▶ _Work order_
Please repeat the listing exactly, starting at its first line and stopping after the line that contains "Problem. Where does the relaxation end?".

BEGIN Material shown
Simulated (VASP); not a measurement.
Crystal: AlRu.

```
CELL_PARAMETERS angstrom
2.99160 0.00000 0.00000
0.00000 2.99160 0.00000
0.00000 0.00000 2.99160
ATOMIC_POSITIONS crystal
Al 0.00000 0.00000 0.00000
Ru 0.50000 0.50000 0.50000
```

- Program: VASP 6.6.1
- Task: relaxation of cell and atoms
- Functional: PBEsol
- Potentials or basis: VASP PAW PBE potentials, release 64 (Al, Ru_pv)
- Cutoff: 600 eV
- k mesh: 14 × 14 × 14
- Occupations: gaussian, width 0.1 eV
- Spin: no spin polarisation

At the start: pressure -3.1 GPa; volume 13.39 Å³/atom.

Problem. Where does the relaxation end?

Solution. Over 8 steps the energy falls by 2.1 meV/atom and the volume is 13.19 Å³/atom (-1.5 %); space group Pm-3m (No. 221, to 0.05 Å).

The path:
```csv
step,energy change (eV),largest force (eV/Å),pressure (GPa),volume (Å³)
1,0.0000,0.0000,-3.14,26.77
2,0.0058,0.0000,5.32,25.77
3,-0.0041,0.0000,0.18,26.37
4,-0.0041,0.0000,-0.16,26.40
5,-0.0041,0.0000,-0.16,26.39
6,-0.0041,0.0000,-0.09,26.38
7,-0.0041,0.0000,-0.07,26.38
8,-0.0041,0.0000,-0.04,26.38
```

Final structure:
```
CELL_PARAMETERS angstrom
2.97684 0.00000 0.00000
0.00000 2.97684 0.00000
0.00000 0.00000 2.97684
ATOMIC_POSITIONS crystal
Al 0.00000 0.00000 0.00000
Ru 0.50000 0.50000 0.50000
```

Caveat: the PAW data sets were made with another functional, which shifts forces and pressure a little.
END Material shown

▶ _Task solution_
Simulated (VASP); not a measurement.
Crystal: AlRu.

```
CELL_PARAMETERS angstrom
2.99160 0.00000 0.00000
0.00000 2.99160 0.00000
0.00000 0.00000 2.99160
ATOMIC_POSITIONS crystal
Al 0.00000 0.00000 0.00000
Ru 0.50000 0.50000 0.50000
```

- Program: VASP 6.6.1
- Task: relaxation of cell and atoms
- Functional: PBEsol
- Potentials or basis: VASP PAW PBE potentials, release 64 (Al, Ru_pv)
- Cutoff: 600 eV
- k mesh: 14 × 14 × 14
- Occupations: gaussian, width 0.1 eV
- Spin: no spin polarisation

At the start: pressure -3.1 GPa; volume 13.39 Å³/atom.

Problem. Where does the relaxation end?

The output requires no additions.